Supplied entries =
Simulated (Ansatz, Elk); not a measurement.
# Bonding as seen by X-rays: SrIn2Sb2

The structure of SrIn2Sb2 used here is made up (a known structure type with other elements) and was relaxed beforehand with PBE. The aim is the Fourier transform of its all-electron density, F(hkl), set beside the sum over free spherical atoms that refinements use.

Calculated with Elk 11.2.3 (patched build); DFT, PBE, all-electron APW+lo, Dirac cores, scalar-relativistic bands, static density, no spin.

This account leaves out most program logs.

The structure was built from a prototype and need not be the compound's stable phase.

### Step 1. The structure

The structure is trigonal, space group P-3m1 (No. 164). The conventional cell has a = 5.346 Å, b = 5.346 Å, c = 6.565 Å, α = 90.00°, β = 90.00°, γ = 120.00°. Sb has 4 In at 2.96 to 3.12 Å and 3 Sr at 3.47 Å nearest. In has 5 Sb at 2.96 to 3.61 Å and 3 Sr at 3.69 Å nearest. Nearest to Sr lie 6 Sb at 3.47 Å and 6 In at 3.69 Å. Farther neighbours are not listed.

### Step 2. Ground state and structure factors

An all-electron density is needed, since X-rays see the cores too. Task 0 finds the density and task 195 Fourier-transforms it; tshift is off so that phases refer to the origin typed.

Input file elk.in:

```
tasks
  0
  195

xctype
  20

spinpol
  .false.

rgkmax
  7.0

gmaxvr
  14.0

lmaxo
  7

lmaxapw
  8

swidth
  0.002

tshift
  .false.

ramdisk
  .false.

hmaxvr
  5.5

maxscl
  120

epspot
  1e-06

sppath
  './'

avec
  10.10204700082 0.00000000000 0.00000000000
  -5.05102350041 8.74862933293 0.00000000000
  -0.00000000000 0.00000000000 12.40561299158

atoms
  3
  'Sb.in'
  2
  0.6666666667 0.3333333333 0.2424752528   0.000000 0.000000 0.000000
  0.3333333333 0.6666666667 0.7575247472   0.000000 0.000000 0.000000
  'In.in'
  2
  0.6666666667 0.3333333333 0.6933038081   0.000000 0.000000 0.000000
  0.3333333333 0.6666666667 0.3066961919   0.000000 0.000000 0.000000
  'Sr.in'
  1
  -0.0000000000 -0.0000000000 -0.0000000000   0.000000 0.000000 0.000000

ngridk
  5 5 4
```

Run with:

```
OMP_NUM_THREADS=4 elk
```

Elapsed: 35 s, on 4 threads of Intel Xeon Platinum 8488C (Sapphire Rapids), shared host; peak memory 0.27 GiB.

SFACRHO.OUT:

Exercise = Going back to the entries above, set down exactly the lines that begin at the one with "This account leaves out most program logs." and end at the one with "Elapsed: 35 s, on", both included, and nothing else.

Response box =
This account leaves out most program logs.

The structure was built from a prototype and need not be the compound's stable phase.

### Step 1. The structure

The structure is trigonal, space group P-3m1 (No. 164). The conventional cell has a = 5.346 Å, b = 5.346 Å, c = 6.565 Å, α = 90.00°, β = 90.00°, γ = 120.00°. Sb has 4 In at 2.96 to 3.12 Å and 3 Sr at 3.47 Å nearest. In has 5 Sb at 2.96 to 3.61 Å and 3 Sr at 3.69 Å nearest. Nearest to Sr lie 6 Sb at 3.47 Å and 6 In at 3.69 Å. Farther neighbours are not listed.

### Step 2. Ground state and structure factors

An all-electron density is needed, since X-rays see the cores too. Task 0 finds the density and task 195 Fourier-transforms it; tshift is off so that phases refer to the origin typed.

Input file elk.in:

```
tasks
  0
  195

xctype
  20

spinpol
  .false.

rgkmax
  7.0

gmaxvr
  14.0

lmaxo
  7

lmaxapw
  8

swidth
  0.002

tshift
  .false.

ramdisk
  .false.

hmaxvr
  5.5

maxscl
  120

epspot
  1e-06

sppath
  './'

avec
  10.10204700082 0.00000000000 0.00000000000
  -5.05102350041 8.74862933293 0.00000000000
  -0.00000000000 0.00000000000 12.40561299158

atoms
  3
  'Sb.in'
  2
  0.6666666667 0.3333333333 0.2424752528   0.000000 0.000000 0.000000
  0.3333333333 0.6666666667 0.7575247472   0.000000 0.000000 0.000000
  'In.in'
  2
  0.6666666667 0.3333333333 0.6933038081   0.000000 0.000000 0.000000
  0.3333333333 0.6666666667 0.3066961919   0.000000 0.000000 0.000000
  'Sr.in'
  1
  -0.0000000000 -0.0000000000 -0.0000000000   0.000000 0.000000 0.000000

ngridk
  5 5 4
```

Run with:

```
OMP_NUM_THREADS=4 elk
```

Elapsed: 35 s, on 4 threads of Intel Xeon Platinum 8488C (Sapphire Rapids), shared host; peak memory 0.27 GiB.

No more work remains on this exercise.